● Material supplied:
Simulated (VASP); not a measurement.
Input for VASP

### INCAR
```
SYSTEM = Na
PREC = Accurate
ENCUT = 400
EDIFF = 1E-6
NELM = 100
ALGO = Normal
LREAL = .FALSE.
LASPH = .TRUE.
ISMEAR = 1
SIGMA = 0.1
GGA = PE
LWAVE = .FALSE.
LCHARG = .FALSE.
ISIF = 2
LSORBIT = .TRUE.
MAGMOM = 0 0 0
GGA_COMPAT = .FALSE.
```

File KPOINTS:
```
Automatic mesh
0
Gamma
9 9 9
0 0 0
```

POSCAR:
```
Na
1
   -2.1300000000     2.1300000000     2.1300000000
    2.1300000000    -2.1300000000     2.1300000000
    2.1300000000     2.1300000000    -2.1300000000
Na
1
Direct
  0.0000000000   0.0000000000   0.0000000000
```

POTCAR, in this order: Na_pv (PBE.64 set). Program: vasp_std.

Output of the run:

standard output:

● Work task: Every record must be set down again exactly.

● Answer area:
Simulated (VASP); not a measurement.
Input for VASP

### INCAR
```
SYSTEM = Na
PREC = Accurate
ENCUT = 400
EDIFF = 1E-6
NELM = 100
ALGO = Normal
LREAL = .FALSE.
LASPH = .TRUE.
ISMEAR = 1
SIGMA = 0.1
GGA = PE
LWAVE = .FALSE.
LCHARG = .FALSE.
ISIF = 2
LSORBIT = .TRUE.
MAGMOM = 0 0 0
GGA_COMPAT = .FALSE.
```

File KPOINTS:
```
Automatic mesh
0
Gamma
9 9 9
0 0 0
```

POSCAR:
```
Na
1
   -2.1300000000     2.1300000000     2.1300000000
    2.1300000000    -2.1300000000     2.1300000000
    2.1300000000     2.1300000000    -2.1300000000
Na
1
Direct
  0.0000000000   0.0000000000   0.0000000000
```

POTCAR, in this order: Na_pv (PBE.64 set). Program: vasp_std.

Output of the run:

standard output:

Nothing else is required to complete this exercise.